Requirement » Starting at the first line below, copy through to the last line exactly.

Extracted entries »
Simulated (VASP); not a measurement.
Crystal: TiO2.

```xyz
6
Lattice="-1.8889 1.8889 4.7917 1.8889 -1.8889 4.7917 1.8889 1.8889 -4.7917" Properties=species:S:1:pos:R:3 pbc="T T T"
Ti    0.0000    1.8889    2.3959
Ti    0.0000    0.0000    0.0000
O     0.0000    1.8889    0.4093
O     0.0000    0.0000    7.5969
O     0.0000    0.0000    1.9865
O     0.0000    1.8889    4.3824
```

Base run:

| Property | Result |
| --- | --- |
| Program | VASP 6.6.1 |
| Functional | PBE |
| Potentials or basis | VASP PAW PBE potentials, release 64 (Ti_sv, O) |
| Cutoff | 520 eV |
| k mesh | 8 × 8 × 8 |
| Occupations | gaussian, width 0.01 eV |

Worked solution »
Simulated (VASP); not a measurement.
Crystal: TiO2.

```xyz
6
Lattice="-1.8889 1.8889 4.7917 1.8889 -1.8889 4.7917 1.8889 1.8889 -4.7917" Properties=species:S:1:pos:R:3 pbc="T T T"
Ti    0.0000    1.8889    2.3959
Ti    0.0000    0.0000    0.0000
O     0.0000    1.8889    0.4093
O     0.0000    0.0000    7.5969
O     0.0000    0.0000    1.9865
O     0.0000    1.8889    4.3824
```

Base run:

| Property | Result |
| --- | --- |
| Program | VASP 6.6.1 |
| Functional | PBE |
| Potentials or basis | VASP PAW PBE potentials, release 64 (Ti_sv, O) |
| Cutoff | 520 eV |
| k mesh | 8 × 8 × 8 |
| Occupations | gaussian, width 0.01 eV |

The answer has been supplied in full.